**Work task:**
Restate the entire listing word for word.

**Excerpted data:**
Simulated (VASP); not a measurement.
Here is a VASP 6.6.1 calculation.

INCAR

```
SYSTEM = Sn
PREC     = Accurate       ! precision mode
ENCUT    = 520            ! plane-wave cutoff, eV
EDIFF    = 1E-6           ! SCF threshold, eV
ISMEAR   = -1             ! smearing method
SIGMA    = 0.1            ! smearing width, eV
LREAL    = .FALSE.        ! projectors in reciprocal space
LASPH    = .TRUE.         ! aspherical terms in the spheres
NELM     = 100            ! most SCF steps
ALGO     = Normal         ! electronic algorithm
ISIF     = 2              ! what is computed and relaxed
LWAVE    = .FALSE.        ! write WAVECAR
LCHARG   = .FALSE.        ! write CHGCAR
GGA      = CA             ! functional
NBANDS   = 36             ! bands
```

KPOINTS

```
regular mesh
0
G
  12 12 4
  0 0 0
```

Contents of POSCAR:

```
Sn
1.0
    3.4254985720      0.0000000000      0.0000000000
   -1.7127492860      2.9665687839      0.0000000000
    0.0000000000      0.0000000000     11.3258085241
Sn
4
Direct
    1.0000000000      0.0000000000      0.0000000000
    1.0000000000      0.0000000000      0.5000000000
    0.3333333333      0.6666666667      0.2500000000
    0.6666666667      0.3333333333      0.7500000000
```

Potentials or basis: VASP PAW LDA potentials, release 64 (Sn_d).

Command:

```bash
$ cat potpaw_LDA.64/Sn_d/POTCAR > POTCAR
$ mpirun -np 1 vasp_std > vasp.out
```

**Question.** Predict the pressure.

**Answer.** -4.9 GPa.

**Exercise solution:**
Simulated (VASP); not a measurement.
Here is a VASP 6.6.1 calculation.

INCAR

```
SYSTEM = Sn
PREC     = Accurate       ! precision mode
ENCUT    = 520            ! plane-wave cutoff, eV
EDIFF    = 1E-6           ! SCF threshold, eV
ISMEAR   = -1             ! smearing method
SIGMA    = 0.1            ! smearing width, eV
LREAL    = .FALSE.        ! projectors in reciprocal space
LASPH    = .TRUE.         ! aspherical terms in the spheres
NELM     = 100            ! most SCF steps
ALGO     = Normal         ! electronic algorithm
ISIF     = 2              ! what is computed and relaxed
LWAVE    = .FALSE.        ! write WAVECAR
LCHARG   = .FALSE.        ! write CHGCAR
GGA      = CA             ! functional
NBANDS   = 36             ! bands
```

KPOINTS

```
regular mesh
0
G
  12 12 4
  0 0 0
```

Contents of POSCAR:

```
Sn
1.0
    3.4254985720      0.0000000000      0.0000000000
   -1.7127492860      2.9665687839      0.0000000000
    0.0000000000      0.0000000000     11.3258085241
Sn
4
Direct
    1.0000000000      0.0000000000      0.0000000000
    1.0000000000      0.0000000000      0.5000000000
    0.3333333333      0.6666666667      0.2500000000
    0.6666666667      0.3333333333      0.7500000000
```

Potentials or basis: VASP PAW LDA potentials, release 64 (Sn_d).

Command:

```bash
$ cat potpaw_LDA.64/Sn_d/POTCAR > POTCAR
$ mpirun -np 1 vasp_std > vasp.out
```

**Question.** Predict the pressure.

**Answer.** -4.9 GPa.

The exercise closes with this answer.